■ WORK REQUEST
Repeat each line of the material below without change.

------------------------------------------------------------
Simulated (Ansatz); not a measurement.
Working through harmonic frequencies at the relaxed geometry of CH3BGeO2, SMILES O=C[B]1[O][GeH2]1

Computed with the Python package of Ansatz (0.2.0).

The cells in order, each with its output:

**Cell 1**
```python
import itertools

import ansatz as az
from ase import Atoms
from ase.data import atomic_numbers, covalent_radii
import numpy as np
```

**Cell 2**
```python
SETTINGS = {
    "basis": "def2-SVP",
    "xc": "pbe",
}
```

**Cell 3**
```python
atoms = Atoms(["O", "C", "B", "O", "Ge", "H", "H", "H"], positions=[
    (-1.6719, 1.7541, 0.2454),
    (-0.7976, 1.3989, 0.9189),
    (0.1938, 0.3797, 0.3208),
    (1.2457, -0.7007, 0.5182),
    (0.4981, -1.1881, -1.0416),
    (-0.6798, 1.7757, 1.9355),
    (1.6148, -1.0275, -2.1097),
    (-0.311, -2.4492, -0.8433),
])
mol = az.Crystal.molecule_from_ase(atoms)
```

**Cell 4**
------------------------------------------------------------

■ EXERCISE RESULT
Simulated (Ansatz); not a measurement.
Working through harmonic frequencies at the relaxed geometry of CH3BGeO2, SMILES O=C[B]1[O][GeH2]1

Computed with the Python package of Ansatz (0.2.0).

The cells in order, each with its output:

**Cell 1**
```python
import itertools

import ansatz as az
from ase import Atoms
from ase.data import atomic_numbers, covalent_radii
import numpy as np
```

**Cell 2**
```python
SETTINGS = {
    "basis": "def2-SVP",
    "xc": "pbe",
}
```

**Cell 3**
```python
atoms = Atoms(["O", "C", "B", "O", "Ge", "H", "H", "H"], positions=[
    (-1.6719, 1.7541, 0.2454),
    (-0.7976, 1.3989, 0.9189),
    (0.1938, 0.3797, 0.3208),
    (1.2457, -0.7007, 0.5182),
    (0.4981, -1.1881, -1.0416),
    (-0.6798, 1.7757, 1.9355),
    (1.6148, -1.0275, -2.1097),
    (-0.311, -2.4492, -0.8433),
])
mol = az.Crystal.molecule_from_ase(atoms)
```

**Cell 4**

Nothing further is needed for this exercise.